EXTRACTED ENTRIES:
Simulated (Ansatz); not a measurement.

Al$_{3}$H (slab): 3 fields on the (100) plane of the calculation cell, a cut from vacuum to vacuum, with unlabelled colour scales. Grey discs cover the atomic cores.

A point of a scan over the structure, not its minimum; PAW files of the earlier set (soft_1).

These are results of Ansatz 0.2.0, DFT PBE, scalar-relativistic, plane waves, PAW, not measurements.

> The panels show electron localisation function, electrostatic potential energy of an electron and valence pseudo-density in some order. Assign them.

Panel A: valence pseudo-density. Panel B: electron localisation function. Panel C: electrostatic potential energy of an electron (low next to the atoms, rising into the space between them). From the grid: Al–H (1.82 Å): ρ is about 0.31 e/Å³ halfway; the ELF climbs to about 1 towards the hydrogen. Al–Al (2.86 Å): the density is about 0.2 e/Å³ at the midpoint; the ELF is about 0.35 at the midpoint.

ASSIGNMENT: Return each line above exactly as it appears.

TASK ANSWER:
Simulated (Ansatz); not a measurement.

Al$_{3}$H (slab): 3 fields on the (100) plane of the calculation cell, a cut from vacuum to vacuum, with unlabelled colour scales. Grey discs cover the atomic cores.

A point of a scan over the structure, not its minimum; PAW files of the earlier set (soft_1).

These are results of Ansatz 0.2.0, DFT PBE, scalar-relativistic, plane waves, PAW, not measurements.

> The panels show electron localisation function, electrostatic potential energy of an electron and valence pseudo-density in some order. Assign them.

Panel A: valence pseudo-density. Panel B: electron localisation function. Panel C: electrostatic potential energy of an electron (low next to the atoms, rising into the space between them). From the grid: Al–H (1.82 Å): ρ is about 0.31 e/Å³ halfway; the ELF climbs to about 1 towards the hydrogen. Al–Al (2.86 Å): the density is about 0.2 e/Å³ at the midpoint; the ELF is about 0.35 at the midpoint.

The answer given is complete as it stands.